▶ **ACTION ITEM**
Once the line containing "A structure drawn" is found in the records below, return it and each following line exactly, up to and including the line containing "The species carries", and nothing else.

▶ **ENTRIES SHOWN**
* * * * *

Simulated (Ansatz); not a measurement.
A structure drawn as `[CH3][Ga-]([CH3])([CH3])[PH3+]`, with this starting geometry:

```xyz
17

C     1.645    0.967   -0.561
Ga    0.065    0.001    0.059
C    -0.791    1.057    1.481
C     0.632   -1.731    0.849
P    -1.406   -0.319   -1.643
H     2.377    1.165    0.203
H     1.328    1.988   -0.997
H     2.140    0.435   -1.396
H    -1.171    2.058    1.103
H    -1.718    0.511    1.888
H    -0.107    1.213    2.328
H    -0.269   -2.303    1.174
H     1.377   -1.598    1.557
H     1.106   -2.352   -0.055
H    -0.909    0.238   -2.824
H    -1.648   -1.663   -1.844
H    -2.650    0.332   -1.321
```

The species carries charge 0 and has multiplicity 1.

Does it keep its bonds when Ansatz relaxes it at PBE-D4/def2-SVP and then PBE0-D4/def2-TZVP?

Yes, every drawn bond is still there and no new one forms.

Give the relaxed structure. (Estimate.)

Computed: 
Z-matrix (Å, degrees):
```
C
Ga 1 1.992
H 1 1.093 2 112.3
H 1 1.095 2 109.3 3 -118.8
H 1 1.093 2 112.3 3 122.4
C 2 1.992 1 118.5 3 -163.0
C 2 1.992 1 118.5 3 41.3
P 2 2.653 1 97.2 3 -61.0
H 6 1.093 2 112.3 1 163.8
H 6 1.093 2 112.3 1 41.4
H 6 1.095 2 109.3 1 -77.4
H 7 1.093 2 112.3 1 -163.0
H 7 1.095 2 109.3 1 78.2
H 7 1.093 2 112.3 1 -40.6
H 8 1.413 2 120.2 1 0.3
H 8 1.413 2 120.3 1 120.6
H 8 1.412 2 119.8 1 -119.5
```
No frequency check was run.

* * * * *

▶ **EXERCISE SOLUTION**
A structure drawn as `[CH3][Ga-]([CH3])([CH3])[PH3+]`, with this starting geometry:

```xyz
17

C     1.645    0.967   -0.561
Ga    0.065    0.001    0.059
C    -0.791    1.057    1.481
C     0.632   -1.731    0.849
P    -1.406   -0.319   -1.643
H     2.377    1.165    0.203
H     1.328    1.988   -0.997
H     2.140    0.435   -1.396
H    -1.171    2.058    1.103
H    -1.718    0.511    1.888
H    -0.107    1.213    2.328
H    -0.269   -2.303    1.174
H     1.377   -1.598    1.557
H     1.106   -2.352   -0.055
H    -0.909    0.238   -2.824
H    -1.648   -1.663   -1.844
H    -2.650    0.332   -1.321
```

The species carries charge 0 and has multiplicity 1.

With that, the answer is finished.